■ **DATA LISTING**:
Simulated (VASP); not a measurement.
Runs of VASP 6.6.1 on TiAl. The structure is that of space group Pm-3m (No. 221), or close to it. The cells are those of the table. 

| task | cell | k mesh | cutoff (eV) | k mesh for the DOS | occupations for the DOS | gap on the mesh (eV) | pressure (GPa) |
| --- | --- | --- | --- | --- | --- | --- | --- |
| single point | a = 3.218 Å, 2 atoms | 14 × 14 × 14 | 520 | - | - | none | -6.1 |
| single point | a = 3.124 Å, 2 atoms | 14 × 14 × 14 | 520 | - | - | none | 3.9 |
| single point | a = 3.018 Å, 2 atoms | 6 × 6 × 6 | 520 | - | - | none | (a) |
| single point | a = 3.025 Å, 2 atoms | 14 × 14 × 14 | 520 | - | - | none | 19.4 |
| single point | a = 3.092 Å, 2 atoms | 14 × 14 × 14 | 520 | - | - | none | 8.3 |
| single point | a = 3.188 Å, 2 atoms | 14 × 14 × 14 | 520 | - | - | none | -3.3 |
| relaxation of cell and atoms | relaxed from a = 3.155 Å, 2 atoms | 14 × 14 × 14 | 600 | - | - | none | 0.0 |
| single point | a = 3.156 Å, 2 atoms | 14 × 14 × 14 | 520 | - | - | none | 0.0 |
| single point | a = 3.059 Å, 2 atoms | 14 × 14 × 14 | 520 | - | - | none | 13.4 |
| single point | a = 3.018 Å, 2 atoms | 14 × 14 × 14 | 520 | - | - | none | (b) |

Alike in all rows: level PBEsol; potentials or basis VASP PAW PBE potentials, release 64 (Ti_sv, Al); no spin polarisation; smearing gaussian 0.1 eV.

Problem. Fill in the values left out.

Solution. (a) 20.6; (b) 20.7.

■ **ASSIGNED TASK**:
Using only the listing above, restate exactly the lines from the line containing "none | 3.9 |" through the line containing "Problem. Fill in the values left out.", both included.

■ **SOLUTION**:
| single point | a = 3.124 Å, 2 atoms | 14 × 14 × 14 | 520 | - | - | none | 3.9 |
| single point | a = 3.018 Å, 2 atoms | 6 × 6 × 6 | 520 | - | - | none | (a) |
| single point | a = 3.025 Å, 2 atoms | 14 × 14 × 14 | 520 | - | - | none | 19.4 |
| single point | a = 3.092 Å, 2 atoms | 14 × 14 × 14 | 520 | - | - | none | 8.3 |
| single point | a = 3.188 Å, 2 atoms | 14 × 14 × 14 | 520 | - | - | none | -3.3 |
| relaxation of cell and atoms | relaxed from a = 3.155 Å, 2 atoms | 14 × 14 × 14 | 600 | - | - | none | 0.0 |
| single point | a = 3.156 Å, 2 atoms | 14 × 14 × 14 | 520 | - | - | none | 0.0 |
| single point | a = 3.059 Å, 2 atoms | 14 × 14 × 14 | 520 | - | - | none | 13.4 |
| single point | a = 3.018 Å, 2 atoms | 14 × 14 × 14 | 520 | - | - | none | (b) |

Alike in all rows: level PBEsol; potentials or basis VASP PAW PBE potentials, release 64 (Ti_sv, Al); no spin polarisation; smearing gaussian 0.1 eV.

Problem. Fill in the values left out.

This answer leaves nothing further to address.